----- DATASET RECORDS

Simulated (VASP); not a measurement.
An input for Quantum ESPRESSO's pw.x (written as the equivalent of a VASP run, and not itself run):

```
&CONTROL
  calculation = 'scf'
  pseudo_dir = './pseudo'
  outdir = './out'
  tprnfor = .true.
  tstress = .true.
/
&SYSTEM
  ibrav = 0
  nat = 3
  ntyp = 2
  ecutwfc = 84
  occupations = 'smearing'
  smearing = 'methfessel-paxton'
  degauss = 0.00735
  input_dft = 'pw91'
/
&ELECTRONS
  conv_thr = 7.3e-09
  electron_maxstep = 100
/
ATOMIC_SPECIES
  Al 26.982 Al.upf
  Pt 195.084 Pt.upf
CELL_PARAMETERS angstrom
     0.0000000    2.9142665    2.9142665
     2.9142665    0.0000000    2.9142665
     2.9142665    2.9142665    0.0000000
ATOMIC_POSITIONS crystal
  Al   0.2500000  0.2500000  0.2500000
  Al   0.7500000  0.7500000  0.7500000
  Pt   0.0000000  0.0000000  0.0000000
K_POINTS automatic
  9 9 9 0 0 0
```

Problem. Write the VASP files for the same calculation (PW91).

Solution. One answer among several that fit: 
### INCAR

----------

#### EXERCISE
Transcribe verbatim. Cover the lines from the first line of the entries above to the line containing "Solution. One answer", inclusive.

#### ANSWER AREA
Simulated (VASP); not a measurement.
An input for Quantum ESPRESSO's pw.x (written as the equivalent of a VASP run, and not itself run):

```
&CONTROL
  calculation = 'scf'
  pseudo_dir = './pseudo'
  outdir = './out'
  tprnfor = .true.
  tstress = .true.
/
&SYSTEM
  ibrav = 0
  nat = 3
  ntyp = 2
  ecutwfc = 84
  occupations = 'smearing'
  smearing = 'methfessel-paxton'
  degauss = 0.00735
  input_dft = 'pw91'
/
&ELECTRONS
  conv_thr = 7.3e-09
  electron_maxstep = 100
/
ATOMIC_SPECIES
  Al 26.982 Al.upf
  Pt 195.084 Pt.upf
CELL_PARAMETERS angstrom
     0.0000000    2.9142665    2.9142665
     2.9142665    0.0000000    2.9142665
     2.9142665    2.9142665    0.0000000
ATOMIC_POSITIONS crystal
  Al   0.2500000  0.2500000  0.2500000
  Al   0.7500000  0.7500000  0.7500000
  Pt   0.0000000  0.0000000  0.0000000
K_POINTS automatic
  9 9 9 0 0 0
```

Problem. Write the VASP files for the same calculation (PW91).

Solution. One answer among several that fit: 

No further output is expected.